Segment Start: Provided records
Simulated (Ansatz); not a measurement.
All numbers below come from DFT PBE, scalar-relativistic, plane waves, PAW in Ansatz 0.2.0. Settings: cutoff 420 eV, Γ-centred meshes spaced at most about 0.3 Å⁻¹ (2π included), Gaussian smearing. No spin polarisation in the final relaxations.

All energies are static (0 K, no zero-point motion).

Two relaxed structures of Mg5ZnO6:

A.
Segment End: Provided records

*Work order:*
Every entry in the listing above is to be repeated verbatim.

*Exercise solution:*
Simulated (Ansatz); not a measurement.
All numbers below come from DFT PBE, scalar-relativistic, plane waves, PAW in Ansatz 0.2.0. Settings: cutoff 420 eV, Γ-centred meshes spaced at most about 0.3 Å⁻¹ (2π included), Gaussian smearing. No spin polarisation in the final relaxations.

All energies are static (0 K, no zero-point motion).

Two relaxed structures of Mg5ZnO6:

A.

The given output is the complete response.